# EXTRACTED ENTRIES
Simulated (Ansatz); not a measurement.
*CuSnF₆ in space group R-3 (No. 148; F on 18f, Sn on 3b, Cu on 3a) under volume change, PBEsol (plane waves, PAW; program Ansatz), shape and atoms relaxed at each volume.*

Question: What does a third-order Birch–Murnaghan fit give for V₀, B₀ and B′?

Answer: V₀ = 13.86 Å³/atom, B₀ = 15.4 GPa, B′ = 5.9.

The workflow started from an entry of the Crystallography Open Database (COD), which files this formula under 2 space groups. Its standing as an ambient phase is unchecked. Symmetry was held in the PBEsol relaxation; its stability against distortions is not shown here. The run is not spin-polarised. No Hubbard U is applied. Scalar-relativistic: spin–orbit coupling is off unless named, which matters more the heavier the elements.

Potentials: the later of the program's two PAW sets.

# WORK ORDER
Please reproduce the lines from the line with "at each volume.*" to the line with "Answer: V₀ = 13.86", both ends included, exactly as they appear above.

# TASK RESPONSE
*CuSnF₆ in space group R-3 (No. 148; F on 18f, Sn on 3b, Cu on 3a) under volume change, PBEsol (plane waves, PAW; program Ansatz), shape and atoms relaxed at each volume.*

Question: What does a third-order Birch–Murnaghan fit give for V₀, B₀ and B′?

Answer: V₀ = 13.86 Å³/atom, B₀ = 15.4 GPa, B′ = 5.9.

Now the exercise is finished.